EXERCISE. Reproduce the top of the data verbatim, through and including the line that contains "and atoms |".

RAW DATA.
════════════════
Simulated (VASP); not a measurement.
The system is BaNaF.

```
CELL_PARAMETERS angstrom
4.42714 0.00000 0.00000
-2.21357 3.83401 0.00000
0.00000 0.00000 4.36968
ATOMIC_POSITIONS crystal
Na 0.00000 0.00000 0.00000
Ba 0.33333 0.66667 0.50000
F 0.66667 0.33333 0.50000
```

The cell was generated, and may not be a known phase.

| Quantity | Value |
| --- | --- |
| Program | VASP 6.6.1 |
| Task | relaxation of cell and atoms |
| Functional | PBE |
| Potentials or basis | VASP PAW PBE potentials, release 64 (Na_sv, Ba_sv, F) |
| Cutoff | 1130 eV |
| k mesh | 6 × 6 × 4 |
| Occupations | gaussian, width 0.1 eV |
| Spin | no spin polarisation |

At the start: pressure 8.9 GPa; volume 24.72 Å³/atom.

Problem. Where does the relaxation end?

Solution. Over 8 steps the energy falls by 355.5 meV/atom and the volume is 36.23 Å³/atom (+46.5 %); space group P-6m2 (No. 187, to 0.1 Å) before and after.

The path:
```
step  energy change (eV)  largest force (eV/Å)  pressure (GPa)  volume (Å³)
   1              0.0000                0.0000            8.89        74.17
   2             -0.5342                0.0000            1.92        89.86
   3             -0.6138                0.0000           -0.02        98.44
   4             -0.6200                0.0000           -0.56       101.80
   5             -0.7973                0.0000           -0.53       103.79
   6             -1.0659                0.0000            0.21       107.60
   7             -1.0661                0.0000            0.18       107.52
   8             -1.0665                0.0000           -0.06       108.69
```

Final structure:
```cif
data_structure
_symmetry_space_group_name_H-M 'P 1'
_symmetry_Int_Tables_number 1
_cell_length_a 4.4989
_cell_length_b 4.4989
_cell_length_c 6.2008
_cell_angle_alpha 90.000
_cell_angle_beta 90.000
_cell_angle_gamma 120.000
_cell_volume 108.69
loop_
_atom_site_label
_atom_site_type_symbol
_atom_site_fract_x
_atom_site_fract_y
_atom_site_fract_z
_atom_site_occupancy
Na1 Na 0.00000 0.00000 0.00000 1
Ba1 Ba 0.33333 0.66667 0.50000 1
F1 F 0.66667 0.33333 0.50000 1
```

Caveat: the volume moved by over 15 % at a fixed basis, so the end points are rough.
════════════════

WRITTEN RESPONSE.
Simulated (VASP); not a measurement.
The system is BaNaF.

```
CELL_PARAMETERS angstrom
4.42714 0.00000 0.00000
-2.21357 3.83401 0.00000
0.00000 0.00000 4.36968
ATOMIC_POSITIONS crystal
Na 0.00000 0.00000 0.00000
Ba 0.33333 0.66667 0.50000
F 0.66667 0.33333 0.50000
```

The cell was generated, and may not be a known phase.

| Quantity | Value |
| --- | --- |
| Program | VASP 6.6.1 |
| Task | relaxation of cell and atoms |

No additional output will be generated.